Information shown >>
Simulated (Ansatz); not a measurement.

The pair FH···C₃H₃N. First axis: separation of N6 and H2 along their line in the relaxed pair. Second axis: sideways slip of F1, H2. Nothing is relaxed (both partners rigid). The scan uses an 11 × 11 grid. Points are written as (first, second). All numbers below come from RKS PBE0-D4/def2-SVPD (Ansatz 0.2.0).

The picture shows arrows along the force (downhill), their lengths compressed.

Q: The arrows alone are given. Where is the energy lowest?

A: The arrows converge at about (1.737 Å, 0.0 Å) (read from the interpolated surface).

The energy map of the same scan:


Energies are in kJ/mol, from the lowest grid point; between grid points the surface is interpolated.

Task item >> In the material above, locate the line containing "A: The arrows" and the line containing "The energy map". Transcribe exactly those two lines and every line between them, and nothing more.

Exercise response >>
A: The arrows converge at about (1.737 Å, 0.0 Å) (read from the interpolated surface).

The energy map of the same scan:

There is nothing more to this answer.